## Work order
Produce a word-for-word copy of the data below.

------------------------------

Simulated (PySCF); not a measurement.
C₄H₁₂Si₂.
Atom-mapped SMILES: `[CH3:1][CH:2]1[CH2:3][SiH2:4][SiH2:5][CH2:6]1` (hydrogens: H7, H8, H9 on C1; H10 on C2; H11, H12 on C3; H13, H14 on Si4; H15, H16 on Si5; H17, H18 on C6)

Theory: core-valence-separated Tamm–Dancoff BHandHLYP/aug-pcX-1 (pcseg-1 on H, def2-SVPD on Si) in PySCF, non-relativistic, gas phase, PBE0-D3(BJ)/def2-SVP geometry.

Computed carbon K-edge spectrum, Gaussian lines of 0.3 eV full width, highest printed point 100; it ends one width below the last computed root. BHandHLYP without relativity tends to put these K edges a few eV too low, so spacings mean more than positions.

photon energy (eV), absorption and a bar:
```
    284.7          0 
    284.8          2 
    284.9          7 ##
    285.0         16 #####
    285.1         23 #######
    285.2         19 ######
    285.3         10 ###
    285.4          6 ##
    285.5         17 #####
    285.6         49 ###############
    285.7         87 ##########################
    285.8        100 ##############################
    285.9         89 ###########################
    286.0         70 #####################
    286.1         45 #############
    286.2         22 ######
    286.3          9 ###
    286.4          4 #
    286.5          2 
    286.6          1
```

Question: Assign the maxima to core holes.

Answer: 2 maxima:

------------------------------

## Task output
Simulated (PySCF); not a measurement.
C₄H₁₂Si₂.
Atom-mapped SMILES: `[CH3:1][CH:2]1[CH2:3][SiH2:4][SiH2:5][CH2:6]1` (hydrogens: H7, H8, H9 on C1; H10 on C2; H11, H12 on C3; H13, H14 on Si4; H15, H16 on Si5; H17, H18 on C6)

Theory: core-valence-separated Tamm–Dancoff BHandHLYP/aug-pcX-1 (pcseg-1 on H, def2-SVPD on Si) in PySCF, non-relativistic, gas phase, PBE0-D3(BJ)/def2-SVP geometry.

Computed carbon K-edge spectrum, Gaussian lines of 0.3 eV full width, highest printed point 100; it ends one width below the last computed root. BHandHLYP without relativity tends to put these K edges a few eV too low, so spacings mean more than positions.

photon energy (eV), absorption and a bar:
```
    284.7          0 
    284.8          2 
    284.9          7 ##
    285.0         16 #####
    285.1         23 #######
    285.2         19 ######
    285.3         10 ###
    285.4          6 ##
    285.5         17 #####
    285.6         49 ###############
    285.7         87 ##########################
    285.8        100 ##############################
    285.9         89 ###########################
    286.0         70 #####################
    286.1         45 #############
    286.2         22 ######
    286.3          9 ###
    286.4          4 #
    286.5          2 
    286.6          1
```

Question: Assign the maxima to core holes.

Answer: 2 maxima:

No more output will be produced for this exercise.